## Extracted entries
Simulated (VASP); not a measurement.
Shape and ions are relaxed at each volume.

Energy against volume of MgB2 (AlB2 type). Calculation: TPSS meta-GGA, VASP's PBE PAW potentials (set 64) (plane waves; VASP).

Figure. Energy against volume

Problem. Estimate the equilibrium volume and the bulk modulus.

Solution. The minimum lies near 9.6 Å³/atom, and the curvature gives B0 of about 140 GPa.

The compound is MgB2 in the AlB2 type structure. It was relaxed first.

## Brief
Copy every line of the data above, beginning with the first and ending with the line that contains "Solution. The minimum", and give nothing more.

## Task output
Simulated (VASP); not a measurement.
Shape and ions are relaxed at each volume.

Energy against volume of MgB2 (AlB2 type). Calculation: TPSS meta-GGA, VASP's PBE PAW potentials (set 64) (plane waves; VASP).

Figure. Energy against volume

Problem. Estimate the equilibrium volume and the bulk modulus.

Solution. The minimum lies near 9.6 Å³/atom, and the curvature gives B0 of about 140 GPa.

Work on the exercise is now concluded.